**MATERIAL SHOWN:**
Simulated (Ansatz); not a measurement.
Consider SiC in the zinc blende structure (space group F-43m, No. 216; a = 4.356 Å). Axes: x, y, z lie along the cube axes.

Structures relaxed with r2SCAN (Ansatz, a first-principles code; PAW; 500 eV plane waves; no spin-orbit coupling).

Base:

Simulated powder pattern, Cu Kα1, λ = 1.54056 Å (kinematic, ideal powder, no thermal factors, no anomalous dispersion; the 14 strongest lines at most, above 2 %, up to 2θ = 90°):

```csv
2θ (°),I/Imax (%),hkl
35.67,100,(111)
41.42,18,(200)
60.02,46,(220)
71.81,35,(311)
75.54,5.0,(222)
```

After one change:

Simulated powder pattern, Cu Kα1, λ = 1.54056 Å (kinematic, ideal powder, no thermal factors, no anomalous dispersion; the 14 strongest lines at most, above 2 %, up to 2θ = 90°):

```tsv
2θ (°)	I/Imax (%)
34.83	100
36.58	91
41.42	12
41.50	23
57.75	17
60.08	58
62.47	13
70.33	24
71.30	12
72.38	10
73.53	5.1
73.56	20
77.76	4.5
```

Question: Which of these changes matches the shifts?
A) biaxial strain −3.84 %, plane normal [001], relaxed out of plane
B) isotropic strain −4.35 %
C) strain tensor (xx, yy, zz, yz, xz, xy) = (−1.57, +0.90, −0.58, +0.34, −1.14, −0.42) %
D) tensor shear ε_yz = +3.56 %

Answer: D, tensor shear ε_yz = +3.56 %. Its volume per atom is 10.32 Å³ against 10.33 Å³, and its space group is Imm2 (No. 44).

**WORK REQUEST:**
Write every line of the entries again, word for word.

**EXERCISE OUTPUT:**
Simulated (Ansatz); not a measurement.
Consider SiC in the zinc blende structure (space group F-43m, No. 216; a = 4.356 Å). Axes: x, y, z lie along the cube axes.

Structures relaxed with r2SCAN (Ansatz, a first-principles code; PAW; 500 eV plane waves; no spin-orbit coupling).

Base:

Simulated powder pattern, Cu Kα1, λ = 1.54056 Å (kinematic, ideal powder, no thermal factors, no anomalous dispersion; the 14 strongest lines at most, above 2 %, up to 2θ = 90°):

```csv
2θ (°),I/Imax (%),hkl
35.67,100,(111)
41.42,18,(200)
60.02,46,(220)
71.81,35,(311)
75.54,5.0,(222)
```

After one change:

Simulated powder pattern, Cu Kα1, λ = 1.54056 Å (kinematic, ideal powder, no thermal factors, no anomalous dispersion; the 14 strongest lines at most, above 2 %, up to 2θ = 90°):

```tsv
2θ (°)	I/Imax (%)
34.83	100
36.58	91
41.42	12
41.50	23
57.75	17
60.08	58
62.47	13
70.33	24
71.30	12
72.38	10
73.53	5.1
73.56	20
77.76	4.5
```

Question: Which of these changes matches the shifts?
A) biaxial strain −3.84 %, plane normal [001], relaxed out of plane
B) isotropic strain −4.35 %
C) strain tensor (xx, yy, zz, yz, xz, xy) = (−1.57, +0.90, −0.58, +0.34, −1.14, −0.42) %
D) tensor shear ε_yz = +3.56 %

Answer: D, tensor shear ε_yz = +3.56 %. Its volume per atom is 10.32 Å³ against 10.33 Å³, and its space group is Imm2 (No. 44).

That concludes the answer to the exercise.